» WORK REQUEST:
Give the records again in full, exactly as they appear.

.....

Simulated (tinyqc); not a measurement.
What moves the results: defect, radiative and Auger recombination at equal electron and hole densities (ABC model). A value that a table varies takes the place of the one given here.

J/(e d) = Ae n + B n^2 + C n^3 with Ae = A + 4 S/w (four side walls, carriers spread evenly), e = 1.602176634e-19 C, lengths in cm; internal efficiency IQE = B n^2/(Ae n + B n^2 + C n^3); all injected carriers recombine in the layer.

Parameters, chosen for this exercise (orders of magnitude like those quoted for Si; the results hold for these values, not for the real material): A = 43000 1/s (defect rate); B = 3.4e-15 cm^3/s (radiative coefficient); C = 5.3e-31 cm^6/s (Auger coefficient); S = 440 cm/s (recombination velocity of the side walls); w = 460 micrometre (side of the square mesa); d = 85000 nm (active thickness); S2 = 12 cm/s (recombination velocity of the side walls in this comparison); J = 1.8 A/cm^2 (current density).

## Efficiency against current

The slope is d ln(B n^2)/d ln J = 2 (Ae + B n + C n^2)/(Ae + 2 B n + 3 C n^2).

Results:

.....

» EXERCISE RESULT:
Simulated (tinyqc); not a measurement.
What moves the results: defect, radiative and Auger recombination at equal electron and hole densities (ABC model). A value that a table varies takes the place of the one given here.

J/(e d) = Ae n + B n^2 + C n^3 with Ae = A + 4 S/w (four side walls, carriers spread evenly), e = 1.602176634e-19 C, lengths in cm; internal efficiency IQE = B n^2/(Ae n + B n^2 + C n^3); all injected carriers recombine in the layer.

Parameters, chosen for this exercise (orders of magnitude like those quoted for Si; the results hold for these values, not for the real material): A = 43000 1/s (defect rate); B = 3.4e-15 cm^3/s (radiative coefficient); C = 5.3e-31 cm^6/s (Auger coefficient); S = 440 cm/s (recombination velocity of the side walls); w = 460 micrometre (side of the square mesa); d = 85000 nm (active thickness); S2 = 12 cm/s (recombination velocity of the side walls in this comparison); J = 1.8 A/cm^2 (current density).

## Efficiency against current

The slope is d ln(B n^2)/d ln J = 2 (Ae + B n + C n^2)/(Ae + 2 B n + 3 C n^2).

Results:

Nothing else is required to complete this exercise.